* Required action:
Take the data from its first line. Print each line exactly until the line containing "Ansatz 0.2.0 |" has been printed too.

Start of Information given

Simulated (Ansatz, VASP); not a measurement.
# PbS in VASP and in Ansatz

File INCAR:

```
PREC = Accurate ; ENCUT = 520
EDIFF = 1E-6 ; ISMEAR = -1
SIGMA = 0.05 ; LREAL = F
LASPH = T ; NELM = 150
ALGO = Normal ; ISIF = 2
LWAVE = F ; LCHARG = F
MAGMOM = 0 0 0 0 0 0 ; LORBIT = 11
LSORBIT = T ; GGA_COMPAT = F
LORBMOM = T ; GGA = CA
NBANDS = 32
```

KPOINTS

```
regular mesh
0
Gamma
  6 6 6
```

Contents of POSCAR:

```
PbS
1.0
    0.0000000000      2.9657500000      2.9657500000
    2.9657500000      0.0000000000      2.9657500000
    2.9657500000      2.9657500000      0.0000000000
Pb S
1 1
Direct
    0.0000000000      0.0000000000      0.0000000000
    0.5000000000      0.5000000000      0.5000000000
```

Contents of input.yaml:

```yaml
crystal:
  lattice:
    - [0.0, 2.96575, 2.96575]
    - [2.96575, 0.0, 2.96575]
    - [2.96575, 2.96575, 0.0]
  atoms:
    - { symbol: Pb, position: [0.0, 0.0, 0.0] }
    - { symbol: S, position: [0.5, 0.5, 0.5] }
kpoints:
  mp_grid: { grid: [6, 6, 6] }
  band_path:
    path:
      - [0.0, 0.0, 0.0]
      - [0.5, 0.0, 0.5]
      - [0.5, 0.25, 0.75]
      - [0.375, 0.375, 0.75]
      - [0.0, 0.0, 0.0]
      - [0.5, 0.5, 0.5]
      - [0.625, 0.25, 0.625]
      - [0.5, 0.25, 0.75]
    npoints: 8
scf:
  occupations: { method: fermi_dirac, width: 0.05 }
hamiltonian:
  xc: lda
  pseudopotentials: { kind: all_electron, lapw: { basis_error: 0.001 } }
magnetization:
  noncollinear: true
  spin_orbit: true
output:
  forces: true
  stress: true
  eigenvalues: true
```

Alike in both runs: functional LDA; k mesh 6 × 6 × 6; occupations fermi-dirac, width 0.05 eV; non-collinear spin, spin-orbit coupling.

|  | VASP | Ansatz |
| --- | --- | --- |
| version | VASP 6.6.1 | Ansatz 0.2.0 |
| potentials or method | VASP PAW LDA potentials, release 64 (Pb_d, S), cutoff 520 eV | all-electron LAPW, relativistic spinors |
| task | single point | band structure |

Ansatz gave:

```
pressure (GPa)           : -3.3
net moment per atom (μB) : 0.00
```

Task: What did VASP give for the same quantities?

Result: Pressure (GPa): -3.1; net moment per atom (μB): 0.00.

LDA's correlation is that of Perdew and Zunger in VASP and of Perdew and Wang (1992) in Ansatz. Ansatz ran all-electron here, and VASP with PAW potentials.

End of Information given

* Response:
Simulated (Ansatz, VASP); not a measurement.
# PbS in VASP and in Ansatz

File INCAR:

```
PREC = Accurate ; ENCUT = 520
EDIFF = 1E-6 ; ISMEAR = -1
SIGMA = 0.05 ; LREAL = F
LASPH = T ; NELM = 150
ALGO = Normal ; ISIF = 2
LWAVE = F ; LCHARG = F
MAGMOM = 0 0 0 0 0 0 ; LORBIT = 11
LSORBIT = T ; GGA_COMPAT = F
LORBMOM = T ; GGA = CA
NBANDS = 32
```

KPOINTS

```
regular mesh
0
Gamma
  6 6 6
```

Contents of POSCAR:

```
PbS
1.0
    0.0000000000      2.9657500000      2.9657500000
    2.9657500000      0.0000000000      2.9657500000
    2.9657500000      2.9657500000      0.0000000000
Pb S
1 1
Direct
    0.0000000000      0.0000000000      0.0000000000
    0.5000000000      0.5000000000      0.5000000000
```

Contents of input.yaml:

```yaml
crystal:
  lattice:
    - [0.0, 2.96575, 2.96575]
    - [2.96575, 0.0, 2.96575]
    - [2.96575, 2.96575, 0.0]
  atoms:
    - { symbol: Pb, position: [0.0, 0.0, 0.0] }
    - { symbol: S, position: [0.5, 0.5, 0.5] }
kpoints:
  mp_grid: { grid: [6, 6, 6] }
  band_path:
    path:
      - [0.0, 0.0, 0.0]
      - [0.5, 0.0, 0.5]
      - [0.5, 0.25, 0.75]
      - [0.375, 0.375, 0.75]
      - [0.0, 0.0, 0.0]
      - [0.5, 0.5, 0.5]
      - [0.625, 0.25, 0.625]
      - [0.5, 0.25, 0.75]
    npoints: 8
scf:
  occupations: { method: fermi_dirac, width: 0.05 }
hamiltonian:
  xc: lda
  pseudopotentials: { kind: all_electron, lapw: { basis_error: 0.001 } }
magnetization:
  noncollinear: true
  spin_orbit: true
output:
  forces: true
  stress: true
  eigenvalues: true
```

Alike in both runs: functional LDA; k mesh 6 × 6 × 6; occupations fermi-dirac, width 0.05 eV; non-collinear spin, spin-orbit coupling.

|  | VASP | Ansatz |
| --- | --- | --- |
| version | VASP 6.6.1 | Ansatz 0.2.0 |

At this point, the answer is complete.